** Opening Given data block **

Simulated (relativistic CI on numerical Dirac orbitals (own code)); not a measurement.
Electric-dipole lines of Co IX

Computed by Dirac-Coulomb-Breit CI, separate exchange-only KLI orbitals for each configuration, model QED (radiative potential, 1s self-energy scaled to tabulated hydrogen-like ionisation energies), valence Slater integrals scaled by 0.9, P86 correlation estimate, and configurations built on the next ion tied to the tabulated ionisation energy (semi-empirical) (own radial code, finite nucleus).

** Closing Given data block **

> _Required action_: Restate every record verbatim.

> _Worked solution_:
Simulated (relativistic CI on numerical Dirac orbitals (own code)); not a measurement.
Electric-dipole lines of Co IX

Computed by Dirac-Coulomb-Breit CI, separate exchange-only KLI orbitals for each configuration, model QED (radiative potential, 1s self-energy scaled to tabulated hydrogen-like ionisation energies), valence Slater integrals scaled by 0.9, P86 correlation estimate, and configurations built on the next ion tied to the tabulated ionisation energy (semi-empirical) (own radial code, finite nucleus).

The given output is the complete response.